◆ **Required action**
An exact, complete copy of the lines below is the expected answer.

Start of Block

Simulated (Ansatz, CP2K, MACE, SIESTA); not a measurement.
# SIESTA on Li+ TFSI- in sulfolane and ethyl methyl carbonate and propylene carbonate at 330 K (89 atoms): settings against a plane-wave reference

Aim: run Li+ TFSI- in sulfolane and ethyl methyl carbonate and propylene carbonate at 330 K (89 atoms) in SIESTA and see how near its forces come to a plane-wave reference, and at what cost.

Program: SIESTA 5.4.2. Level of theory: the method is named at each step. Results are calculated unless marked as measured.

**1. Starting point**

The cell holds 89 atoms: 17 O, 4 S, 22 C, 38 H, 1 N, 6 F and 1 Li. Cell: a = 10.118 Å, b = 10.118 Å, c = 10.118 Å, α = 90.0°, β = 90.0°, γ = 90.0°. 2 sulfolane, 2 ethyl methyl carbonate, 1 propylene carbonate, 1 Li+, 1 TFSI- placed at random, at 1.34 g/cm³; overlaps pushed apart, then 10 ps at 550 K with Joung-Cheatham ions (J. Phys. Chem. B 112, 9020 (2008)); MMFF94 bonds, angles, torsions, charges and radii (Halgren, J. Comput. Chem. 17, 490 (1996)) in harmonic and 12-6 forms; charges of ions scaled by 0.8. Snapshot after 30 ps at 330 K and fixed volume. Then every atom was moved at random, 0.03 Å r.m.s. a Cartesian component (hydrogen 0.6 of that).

End of Block

◆ **Exercise response**
Simulated (Ansatz, CP2K, MACE, SIESTA); not a measurement.
# SIESTA on Li+ TFSI- in sulfolane and ethyl methyl carbonate and propylene carbonate at 330 K (89 atoms): settings against a plane-wave reference

Aim: run Li+ TFSI- in sulfolane and ethyl methyl carbonate and propylene carbonate at 330 K (89 atoms) in SIESTA and see how near its forces come to a plane-wave reference, and at what cost.

Program: SIESTA 5.4.2. Level of theory: the method is named at each step. Results are calculated unless marked as measured.

**1. Starting point**

The cell holds 89 atoms: 17 O, 4 S, 22 C, 38 H, 1 N, 6 F and 1 Li. Cell: a = 10.118 Å, b = 10.118 Å, c = 10.118 Å, α = 90.0°, β = 90.0°, γ = 90.0°. 2 sulfolane, 2 ethyl methyl carbonate, 1 propylene carbonate, 1 Li+, 1 TFSI- placed at random, at 1.34 g/cm³; overlaps pushed apart, then 10 ps at 550 K with Joung-Cheatham ions (J. Phys. Chem. B 112, 9020 (2008)); MMFF94 bonds, angles, torsions, charges and radii (Halgren, J. Comput. Chem. 17, 490 (1996)) in harmonic and 12-6 forms; charges of ions scaled by 0.8. Snapshot after 30 ps at 330 K and fixed volume. Then every atom was moved at random, 0.03 Å r.m.s. a Cartesian component (hydrogen 0.6 of that).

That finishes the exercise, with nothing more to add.